Work instruction: This exercise calls for an exact copy of the listing below.

**** Source information

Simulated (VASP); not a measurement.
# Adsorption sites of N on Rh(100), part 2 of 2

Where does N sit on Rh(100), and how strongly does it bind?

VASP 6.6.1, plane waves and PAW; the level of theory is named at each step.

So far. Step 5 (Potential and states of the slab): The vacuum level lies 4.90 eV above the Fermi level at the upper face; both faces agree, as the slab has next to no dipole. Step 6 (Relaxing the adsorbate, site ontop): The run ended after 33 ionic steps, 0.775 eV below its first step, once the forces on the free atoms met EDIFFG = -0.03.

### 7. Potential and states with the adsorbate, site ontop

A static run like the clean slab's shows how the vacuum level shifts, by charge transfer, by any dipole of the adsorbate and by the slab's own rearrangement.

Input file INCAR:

********

Reply:
Simulated (VASP); not a measurement.
# Adsorption sites of N on Rh(100), part 2 of 2

Where does N sit on Rh(100), and how strongly does it bind?

VASP 6.6.1, plane waves and PAW; the level of theory is named at each step.

So far. Step 5 (Potential and states of the slab): The vacuum level lies 4.90 eV above the Fermi level at the upper face; both faces agree, as the slab has next to no dipole. Step 6 (Relaxing the adsorbate, site ontop): The run ended after 33 ionic steps, 0.775 eV below its first step, once the forces on the free atoms met EDIFFG = -0.03.

### 7. Potential and states with the adsorbate, site ontop

A static run like the clean slab's shows how the vacuum level shifts, by charge transfer, by any dipole of the adsorbate and by the slab's own rearrangement.

Input file INCAR:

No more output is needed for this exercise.